Source material:
==========

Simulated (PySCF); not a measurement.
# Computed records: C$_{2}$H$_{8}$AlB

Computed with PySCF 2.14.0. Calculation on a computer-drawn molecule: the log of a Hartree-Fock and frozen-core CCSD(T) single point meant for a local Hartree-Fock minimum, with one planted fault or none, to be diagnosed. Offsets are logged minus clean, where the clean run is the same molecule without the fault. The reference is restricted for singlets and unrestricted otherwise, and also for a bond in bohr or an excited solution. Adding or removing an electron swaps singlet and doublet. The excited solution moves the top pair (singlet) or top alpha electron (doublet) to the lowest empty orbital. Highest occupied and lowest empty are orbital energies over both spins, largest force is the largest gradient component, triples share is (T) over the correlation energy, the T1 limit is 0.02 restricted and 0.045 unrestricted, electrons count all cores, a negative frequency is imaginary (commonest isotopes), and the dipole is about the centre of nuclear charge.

==========

All of the material should be copied verbatim.

Worked solution:
Simulated (PySCF); not a measurement.
# Computed records: C$_{2}$H$_{8}$AlB

Computed with PySCF 2.14.0. Calculation on a computer-drawn molecule: the log of a Hartree-Fock and frozen-core CCSD(T) single point meant for a local Hartree-Fock minimum, with one planted fault or none, to be diagnosed. Offsets are logged minus clean, where the clean run is the same molecule without the fault. The reference is restricted for singlets and unrestricted otherwise, and also for a bond in bohr or an excited solution. Adding or removing an electron swaps singlet and doublet. The excited solution moves the top pair (singlet) or top alpha electron (doublet) to the lowest empty orbital. Highest occupied and lowest empty are orbital energies over both spins, largest force is the largest gradient component, triples share is (T) over the correlation energy, the T1 limit is 0.02 restricted and 0.045 unrestricted, electrons count all cores, a negative frequency is imaginary (commonest isotopes), and the dipole is about the centre of nuclear charge.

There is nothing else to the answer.